* **Exercise**: Transcribe each entry so that it matches the original exactly.

* **Information given**:
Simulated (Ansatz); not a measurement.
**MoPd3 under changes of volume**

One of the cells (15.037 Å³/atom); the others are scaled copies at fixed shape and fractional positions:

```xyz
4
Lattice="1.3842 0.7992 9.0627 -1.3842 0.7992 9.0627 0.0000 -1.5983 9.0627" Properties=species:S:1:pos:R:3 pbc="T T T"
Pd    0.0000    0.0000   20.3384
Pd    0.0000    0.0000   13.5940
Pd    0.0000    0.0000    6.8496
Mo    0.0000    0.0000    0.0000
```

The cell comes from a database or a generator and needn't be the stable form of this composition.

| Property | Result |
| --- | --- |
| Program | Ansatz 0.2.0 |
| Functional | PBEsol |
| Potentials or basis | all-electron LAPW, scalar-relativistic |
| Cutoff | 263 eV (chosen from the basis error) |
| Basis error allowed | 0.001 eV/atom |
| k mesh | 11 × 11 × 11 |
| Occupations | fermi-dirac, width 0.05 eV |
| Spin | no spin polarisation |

* **Written reply**:
Simulated (Ansatz); not a measurement.
**MoPd3 under changes of volume**

One of the cells (15.037 Å³/atom); the others are scaled copies at fixed shape and fractional positions:

```xyz
4
Lattice="1.3842 0.7992 9.0627 -1.3842 0.7992 9.0627 0.0000 -1.5983 9.0627" Properties=species:S:1:pos:R:3 pbc="T T T"
Pd    0.0000    0.0000   20.3384
Pd    0.0000    0.0000   13.5940
Pd    0.0000    0.0000    6.8496
Mo    0.0000    0.0000    0.0000
```

The cell comes from a database or a generator and needn't be the stable form of this composition.

| Property | Result |
| --- | --- |
| Program | Ansatz 0.2.0 |
| Functional | PBEsol |
| Potentials or basis | all-electron LAPW, scalar-relativistic |
| Cutoff | 263 eV (chosen from the basis error) |
| Basis error allowed | 0.001 eV/atom |
| k mesh | 11 × 11 × 11 |
| Occupations | fermi-dirac, width 0.05 eV |
| Spin | no spin polarisation |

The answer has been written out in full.